REQUIREMENT: Look through the records below for the line with "(part 2 of 2)**" and the line with "Fig. 1: The", then return those lines and all lines between, exactly.

DATASET ENTRIES:
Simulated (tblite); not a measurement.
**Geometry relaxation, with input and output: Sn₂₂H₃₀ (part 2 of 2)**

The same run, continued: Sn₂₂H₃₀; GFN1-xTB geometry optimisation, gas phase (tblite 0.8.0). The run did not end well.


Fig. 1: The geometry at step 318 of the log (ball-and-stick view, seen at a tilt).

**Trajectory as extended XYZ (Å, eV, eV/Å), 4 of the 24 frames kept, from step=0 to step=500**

TASK RESULT:
**Geometry relaxation, with input and output: Sn₂₂H₃₀ (part 2 of 2)**

The same run, continued: Sn₂₂H₃₀; GFN1-xTB geometry optimisation, gas phase (tblite 0.8.0). The run did not end well.


Fig. 1: The geometry at step 318 of the log (ball-and-stick view, seen at a tilt).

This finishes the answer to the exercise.